→ **Work order**:
Starting at the line that has "Result: (-2785.290251 −" and stopping after the line that has "Geometry: PBE0-D3(BJ)/def2-SVP; no", reproduce the listing below exactly; omit everything else.

→ **Provided data**:
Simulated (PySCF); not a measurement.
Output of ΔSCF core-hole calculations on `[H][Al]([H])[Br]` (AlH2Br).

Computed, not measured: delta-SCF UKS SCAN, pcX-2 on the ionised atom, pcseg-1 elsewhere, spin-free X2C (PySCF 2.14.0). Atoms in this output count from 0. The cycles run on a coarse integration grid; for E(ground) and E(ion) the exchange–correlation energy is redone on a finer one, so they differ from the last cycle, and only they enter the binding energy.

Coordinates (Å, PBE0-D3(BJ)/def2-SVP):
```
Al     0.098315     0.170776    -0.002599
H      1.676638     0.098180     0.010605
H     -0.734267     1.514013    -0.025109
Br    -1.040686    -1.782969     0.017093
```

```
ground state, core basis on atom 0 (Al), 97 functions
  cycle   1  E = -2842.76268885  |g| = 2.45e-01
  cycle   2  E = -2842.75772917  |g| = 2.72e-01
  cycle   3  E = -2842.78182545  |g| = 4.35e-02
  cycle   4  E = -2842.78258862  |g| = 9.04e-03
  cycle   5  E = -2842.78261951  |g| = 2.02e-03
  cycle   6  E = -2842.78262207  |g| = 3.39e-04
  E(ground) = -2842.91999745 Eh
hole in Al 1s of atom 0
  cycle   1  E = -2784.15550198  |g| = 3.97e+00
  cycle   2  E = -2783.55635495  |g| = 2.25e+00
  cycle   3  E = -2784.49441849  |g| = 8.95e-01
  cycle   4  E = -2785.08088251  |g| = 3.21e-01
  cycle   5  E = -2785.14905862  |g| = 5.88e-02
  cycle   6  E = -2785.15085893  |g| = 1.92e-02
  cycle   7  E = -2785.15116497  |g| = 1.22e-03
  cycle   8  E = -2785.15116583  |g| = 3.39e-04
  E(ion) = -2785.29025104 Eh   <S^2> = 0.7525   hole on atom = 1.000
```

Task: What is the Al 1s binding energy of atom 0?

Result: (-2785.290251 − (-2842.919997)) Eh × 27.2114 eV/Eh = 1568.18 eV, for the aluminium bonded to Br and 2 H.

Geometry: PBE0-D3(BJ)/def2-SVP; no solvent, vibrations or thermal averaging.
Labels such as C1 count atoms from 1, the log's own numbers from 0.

→ **Exercise output**:
Result: (-2785.290251 − (-2842.919997)) Eh × 27.2114 eV/Eh = 1568.18 eV, for the aluminium bonded to Br and 2 H.

Geometry: PBE0-D3(BJ)/def2-SVP; no solvent, vibrations or thermal averaging.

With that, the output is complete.